Segment Open

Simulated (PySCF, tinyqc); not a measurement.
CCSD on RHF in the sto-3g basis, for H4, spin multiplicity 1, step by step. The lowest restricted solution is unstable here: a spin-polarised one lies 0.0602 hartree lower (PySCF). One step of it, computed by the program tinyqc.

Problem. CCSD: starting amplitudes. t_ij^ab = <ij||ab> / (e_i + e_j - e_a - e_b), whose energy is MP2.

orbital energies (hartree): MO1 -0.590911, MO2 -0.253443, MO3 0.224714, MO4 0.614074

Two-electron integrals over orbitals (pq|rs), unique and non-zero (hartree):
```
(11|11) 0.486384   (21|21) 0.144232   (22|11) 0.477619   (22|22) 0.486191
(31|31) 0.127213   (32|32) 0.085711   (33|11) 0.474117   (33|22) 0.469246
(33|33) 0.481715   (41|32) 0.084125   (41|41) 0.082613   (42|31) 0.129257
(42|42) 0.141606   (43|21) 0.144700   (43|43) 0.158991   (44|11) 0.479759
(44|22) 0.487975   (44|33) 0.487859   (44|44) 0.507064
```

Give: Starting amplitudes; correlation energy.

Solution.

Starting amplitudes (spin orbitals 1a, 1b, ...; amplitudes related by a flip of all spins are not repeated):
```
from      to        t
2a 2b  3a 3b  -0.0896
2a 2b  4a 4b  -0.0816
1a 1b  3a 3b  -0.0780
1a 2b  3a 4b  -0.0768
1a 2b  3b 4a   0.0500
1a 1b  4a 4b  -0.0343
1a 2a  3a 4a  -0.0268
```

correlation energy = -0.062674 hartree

Segment Closed

• Action item
Nothing should be omitted or altered. Retype the records exactly.

• Worked solution
Simulated (PySCF, tinyqc); not a measurement.
CCSD on RHF in the sto-3g basis, for H4, spin multiplicity 1, step by step. The lowest restricted solution is unstable here: a spin-polarised one lies 0.0602 hartree lower (PySCF). One step of it, computed by the program tinyqc.

Problem. CCSD: starting amplitudes. t_ij^ab = <ij||ab> / (e_i + e_j - e_a - e_b), whose energy is MP2.

orbital energies (hartree): MO1 -0.590911, MO2 -0.253443, MO3 0.224714, MO4 0.614074

Two-electron integrals over orbitals (pq|rs), unique and non-zero (hartree):
```
(11|11) 0.486384   (21|21) 0.144232   (22|11) 0.477619   (22|22) 0.486191
(31|31) 0.127213   (32|32) 0.085711   (33|11) 0.474117   (33|22) 0.469246
(33|33) 0.481715   (41|32) 0.084125   (41|41) 0.082613   (42|31) 0.129257
(42|42) 0.141606   (43|21) 0.144700   (43|43) 0.158991   (44|11) 0.479759
(44|22) 0.487975   (44|33) 0.487859   (44|44) 0.507064
```

Give: Starting amplitudes; correlation energy.

Solution.

Starting amplitudes (spin orbitals 1a, 1b, ...; amplitudes related by a flip of all spins are not repeated):
```
from      to        t
2a 2b  3a 3b  -0.0896
2a 2b  4a 4b  -0.0816
1a 1b  3a 3b  -0.0780
1a 2b  3a 4b  -0.0768
1a 2b  3b 4a   0.0500
1a 1b  4a 4b  -0.0343
1a 2a  3a 4a  -0.0268
```

correlation energy = -0.062674 hartree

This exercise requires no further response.